## [Action item]
Use the entries below and reproduce exactly the lines from the one containing "2.68e-6 | 0.127 | … |" down to the one containing "2.06e-6 | 0.125 | … |", both of them included.

## [Dataset excerpts]
· · · · · · ·
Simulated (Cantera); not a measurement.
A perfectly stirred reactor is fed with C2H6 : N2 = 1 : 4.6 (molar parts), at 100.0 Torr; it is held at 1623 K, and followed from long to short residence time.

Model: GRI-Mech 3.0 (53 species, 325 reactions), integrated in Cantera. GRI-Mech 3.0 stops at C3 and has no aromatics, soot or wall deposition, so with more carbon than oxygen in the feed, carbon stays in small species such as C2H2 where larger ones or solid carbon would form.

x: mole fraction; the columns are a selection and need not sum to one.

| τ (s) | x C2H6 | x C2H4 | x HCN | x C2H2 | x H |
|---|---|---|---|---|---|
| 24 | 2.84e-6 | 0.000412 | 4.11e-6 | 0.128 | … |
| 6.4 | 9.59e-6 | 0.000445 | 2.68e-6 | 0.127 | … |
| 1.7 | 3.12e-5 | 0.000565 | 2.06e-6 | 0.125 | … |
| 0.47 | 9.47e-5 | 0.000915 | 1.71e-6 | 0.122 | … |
· · · · · · ·

## [Exercise result]
| 6.4 | 9.59e-6 | 0.000445 | 2.68e-6 | 0.127 | … |
| 1.7 | 3.12e-5 | 0.000565 | 2.06e-6 | 0.125 | … |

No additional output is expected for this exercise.